▶ **Activity**
The listing that follows should be reproduced exactly, line for line.

▶ **Recorded data**
···

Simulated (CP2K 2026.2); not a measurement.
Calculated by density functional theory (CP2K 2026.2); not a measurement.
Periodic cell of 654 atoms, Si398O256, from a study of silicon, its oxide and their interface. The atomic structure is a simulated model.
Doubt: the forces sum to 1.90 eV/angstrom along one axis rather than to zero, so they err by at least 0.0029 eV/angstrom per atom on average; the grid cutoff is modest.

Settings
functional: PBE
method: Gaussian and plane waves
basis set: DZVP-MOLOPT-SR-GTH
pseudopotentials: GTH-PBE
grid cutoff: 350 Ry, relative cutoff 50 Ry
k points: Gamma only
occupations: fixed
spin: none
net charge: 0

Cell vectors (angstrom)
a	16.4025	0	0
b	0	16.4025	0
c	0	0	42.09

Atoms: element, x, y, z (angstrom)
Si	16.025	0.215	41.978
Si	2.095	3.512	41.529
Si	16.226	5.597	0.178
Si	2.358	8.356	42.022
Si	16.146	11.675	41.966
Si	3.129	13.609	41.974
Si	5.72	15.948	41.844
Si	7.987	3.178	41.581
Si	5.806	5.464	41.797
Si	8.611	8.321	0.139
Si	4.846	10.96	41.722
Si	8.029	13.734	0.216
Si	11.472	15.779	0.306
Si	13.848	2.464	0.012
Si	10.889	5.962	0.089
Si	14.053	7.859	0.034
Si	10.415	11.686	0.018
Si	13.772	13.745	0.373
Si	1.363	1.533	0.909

···

▶ **Result**
Simulated (CP2K 2026.2); not a measurement.
Calculated by density functional theory (CP2K 2026.2); not a measurement.
Periodic cell of 654 atoms, Si398O256, from a study of silicon, its oxide and their interface. The atomic structure is a simulated model.
Doubt: the forces sum to 1.90 eV/angstrom along one axis rather than to zero, so they err by at least 0.0029 eV/angstrom per atom on average; the grid cutoff is modest.

Settings
functional: PBE
method: Gaussian and plane waves
basis set: DZVP-MOLOPT-SR-GTH
pseudopotentials: GTH-PBE
grid cutoff: 350 Ry, relative cutoff 50 Ry
k points: Gamma only
occupations: fixed
spin: none
net charge: 0

Cell vectors (angstrom)
a	16.4025	0	0
b	0	16.4025	0
c	0	0	42.09

Atoms: element, x, y, z (angstrom)
Si	16.025	0.215	41.978
Si	2.095	3.512	41.529
Si	16.226	5.597	0.178
Si	2.358	8.356	42.022
Si	16.146	11.675	41.966
Si	3.129	13.609	41.974
Si	5.72	15.948	41.844
Si	7.987	3.178	41.581
Si	5.806	5.464	41.797
Si	8.611	8.321	0.139
Si	4.846	10.96	41.722
Si	8.029	13.734	0.216
Si	11.472	15.779	0.306
Si	13.848	2.464	0.012
Si	10.889	5.962	0.089
Si	14.053	7.859	0.034
Si	10.415	11.686	0.018
Si	13.772	13.745	0.373
Si	1.363	1.533	0.909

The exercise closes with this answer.